▶ **WORK REQUEST**: Give the lines below again exactly, starting with the line that holds "Runs of VASP" and going on through the line that holds "A k mesh can".

▶ **MATERIAL SUPPLIED**:
%%
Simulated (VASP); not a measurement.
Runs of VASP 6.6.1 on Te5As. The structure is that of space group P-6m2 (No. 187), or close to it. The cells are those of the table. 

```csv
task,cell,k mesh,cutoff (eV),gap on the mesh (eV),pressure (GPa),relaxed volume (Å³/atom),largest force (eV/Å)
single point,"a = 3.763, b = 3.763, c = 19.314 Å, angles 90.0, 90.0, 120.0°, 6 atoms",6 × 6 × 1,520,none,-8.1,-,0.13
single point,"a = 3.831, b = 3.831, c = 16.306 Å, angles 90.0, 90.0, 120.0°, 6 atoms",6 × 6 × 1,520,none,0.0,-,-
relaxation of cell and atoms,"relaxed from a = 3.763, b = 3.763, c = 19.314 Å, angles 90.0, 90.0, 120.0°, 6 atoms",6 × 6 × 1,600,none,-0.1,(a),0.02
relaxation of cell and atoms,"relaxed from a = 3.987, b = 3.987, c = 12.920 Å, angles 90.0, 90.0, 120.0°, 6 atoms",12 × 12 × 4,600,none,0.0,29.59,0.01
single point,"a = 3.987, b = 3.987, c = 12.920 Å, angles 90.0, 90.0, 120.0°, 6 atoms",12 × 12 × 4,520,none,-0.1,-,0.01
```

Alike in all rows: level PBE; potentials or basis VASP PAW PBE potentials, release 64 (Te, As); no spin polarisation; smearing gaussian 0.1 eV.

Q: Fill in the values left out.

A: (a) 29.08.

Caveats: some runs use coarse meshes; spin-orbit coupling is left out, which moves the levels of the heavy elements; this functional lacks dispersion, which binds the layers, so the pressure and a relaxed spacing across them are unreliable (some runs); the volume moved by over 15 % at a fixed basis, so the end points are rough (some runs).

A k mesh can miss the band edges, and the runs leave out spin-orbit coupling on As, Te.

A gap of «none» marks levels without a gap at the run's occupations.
%%

▶ **ANSWER SPACE**:
Runs of VASP 6.6.1 on Te5As. The structure is that of space group P-6m2 (No. 187), or close to it. The cells are those of the table. 

```csv
task,cell,k mesh,cutoff (eV),gap on the mesh (eV),pressure (GPa),relaxed volume (Å³/atom),largest force (eV/Å)
single point,"a = 3.763, b = 3.763, c = 19.314 Å, angles 90.0, 90.0, 120.0°, 6 atoms",6 × 6 × 1,520,none,-8.1,-,0.13
single point,"a = 3.831, b = 3.831, c = 16.306 Å, angles 90.0, 90.0, 120.0°, 6 atoms",6 × 6 × 1,520,none,0.0,-,-
relaxation of cell and atoms,"relaxed from a = 3.763, b = 3.763, c = 19.314 Å, angles 90.0, 90.0, 120.0°, 6 atoms",6 × 6 × 1,600,none,-0.1,(a),0.02
relaxation of cell and atoms,"relaxed from a = 3.987, b = 3.987, c = 12.920 Å, angles 90.0, 90.0, 120.0°, 6 atoms",12 × 12 × 4,600,none,0.0,29.59,0.01
single point,"a = 3.987, b = 3.987, c = 12.920 Å, angles 90.0, 90.0, 120.0°, 6 atoms",12 × 12 × 4,520,none,-0.1,-,0.01
```

Alike in all rows: level PBE; potentials or basis VASP PAW PBE potentials, release 64 (Te, As); no spin polarisation; smearing gaussian 0.1 eV.

Q: Fill in the values left out.

A: (a) 29.08.

Caveats: some runs use coarse meshes; spin-orbit coupling is left out, which moves the levels of the heavy elements; this functional lacks dispersion, which binds the layers, so the pressure and a relaxed spacing across them are unreliable (some runs); the volume moved by over 15 % at a fixed basis, so the end points are rough (some runs).

A k mesh can miss the band edges, and the runs leave out spin-orbit coupling on As, Te.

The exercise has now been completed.